Dataset records:

▼▼▼

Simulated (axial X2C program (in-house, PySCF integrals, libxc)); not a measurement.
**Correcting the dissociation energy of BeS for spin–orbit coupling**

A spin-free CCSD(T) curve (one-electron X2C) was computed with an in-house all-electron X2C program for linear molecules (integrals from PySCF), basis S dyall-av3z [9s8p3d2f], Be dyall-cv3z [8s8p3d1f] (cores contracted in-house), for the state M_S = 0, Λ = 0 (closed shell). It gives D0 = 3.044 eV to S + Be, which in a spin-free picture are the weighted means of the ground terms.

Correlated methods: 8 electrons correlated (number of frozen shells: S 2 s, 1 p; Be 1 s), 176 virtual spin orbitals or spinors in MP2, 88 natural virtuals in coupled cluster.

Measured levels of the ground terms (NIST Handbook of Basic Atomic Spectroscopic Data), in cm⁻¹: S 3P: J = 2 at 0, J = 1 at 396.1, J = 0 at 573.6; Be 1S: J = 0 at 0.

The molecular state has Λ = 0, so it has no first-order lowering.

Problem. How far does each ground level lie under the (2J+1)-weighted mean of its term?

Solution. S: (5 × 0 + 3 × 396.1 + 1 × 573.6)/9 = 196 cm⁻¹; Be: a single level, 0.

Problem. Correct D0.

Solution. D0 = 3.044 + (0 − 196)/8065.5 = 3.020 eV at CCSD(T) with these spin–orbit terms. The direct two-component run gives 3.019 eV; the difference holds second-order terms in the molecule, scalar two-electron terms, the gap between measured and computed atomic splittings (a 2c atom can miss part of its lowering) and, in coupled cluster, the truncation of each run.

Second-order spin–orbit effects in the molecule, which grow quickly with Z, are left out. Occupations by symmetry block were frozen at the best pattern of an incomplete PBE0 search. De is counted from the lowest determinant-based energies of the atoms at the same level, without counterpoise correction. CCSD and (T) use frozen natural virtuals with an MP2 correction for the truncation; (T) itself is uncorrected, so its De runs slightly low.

▲▲▲

Work request: Once the line with "Problem. Correct D0." is found in the records above, print exactly that line and every line after it through the line with "Solution. D0 = 3.044".

Problem solution:
Problem. Correct D0.

Solution. D0 = 3.044 + (0 − 196)/8065.5 = 3.020 eV at CCSD(T) with these spin–orbit terms. The direct two-component run gives 3.019 eV; the difference holds second-order terms in the molecule, scalar two-electron terms, the gap between measured and computed atomic splittings (a 2c atom can miss part of its lowering) and, in coupled cluster, the truncation of each run.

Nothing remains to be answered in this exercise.